- Opening Delimiter -

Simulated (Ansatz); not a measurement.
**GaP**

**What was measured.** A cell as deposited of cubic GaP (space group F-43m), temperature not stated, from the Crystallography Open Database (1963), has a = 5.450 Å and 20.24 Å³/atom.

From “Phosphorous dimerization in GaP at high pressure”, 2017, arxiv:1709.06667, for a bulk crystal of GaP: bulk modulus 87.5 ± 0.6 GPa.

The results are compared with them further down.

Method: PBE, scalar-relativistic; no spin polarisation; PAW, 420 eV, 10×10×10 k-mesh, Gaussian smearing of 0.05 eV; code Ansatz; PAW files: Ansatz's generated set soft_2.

- Closing Delimiter -

* [REQUIRED ACTION]:
Each line of the material is to be returned precisely as written.

* [TASK RESULT]:
Simulated (Ansatz); not a measurement.
**GaP**

**What was measured.** A cell as deposited of cubic GaP (space group F-43m), temperature not stated, from the Crystallography Open Database (1963), has a = 5.450 Å and 20.24 Å³/atom.

From “Phosphorous dimerization in GaP at high pressure”, 2017, arxiv:1709.06667, for a bulk crystal of GaP: bulk modulus 87.5 ± 0.6 GPa.

The results are compared with them further down.

Method: PBE, scalar-relativistic; no spin polarisation; PAW, 420 eV, 10×10×10 k-mesh, Gaussian smearing of 0.05 eV; code Ansatz; PAW files: Ansatz's generated set soft_2.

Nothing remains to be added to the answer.